Records supplied
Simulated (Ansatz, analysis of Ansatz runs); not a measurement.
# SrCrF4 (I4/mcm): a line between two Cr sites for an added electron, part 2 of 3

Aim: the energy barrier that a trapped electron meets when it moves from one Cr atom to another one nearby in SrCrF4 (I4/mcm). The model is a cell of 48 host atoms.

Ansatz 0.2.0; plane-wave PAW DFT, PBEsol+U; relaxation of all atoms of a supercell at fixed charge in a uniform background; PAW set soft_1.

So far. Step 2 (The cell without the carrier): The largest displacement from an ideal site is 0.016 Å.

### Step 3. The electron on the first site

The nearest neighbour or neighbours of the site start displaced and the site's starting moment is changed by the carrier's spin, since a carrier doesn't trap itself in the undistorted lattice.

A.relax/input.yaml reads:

Work instruction
Scan the lines above for "### Step 3. The electron on the first site" and for "The nearest neighbour". Repeat exactly the line holding each of them and every line in between.

Response box
### Step 3. The electron on the first site

The nearest neighbour or neighbours of the site start displaced and the site's starting moment is changed by the carrier's spin, since a carrier doesn't trap itself in the undistorted lattice.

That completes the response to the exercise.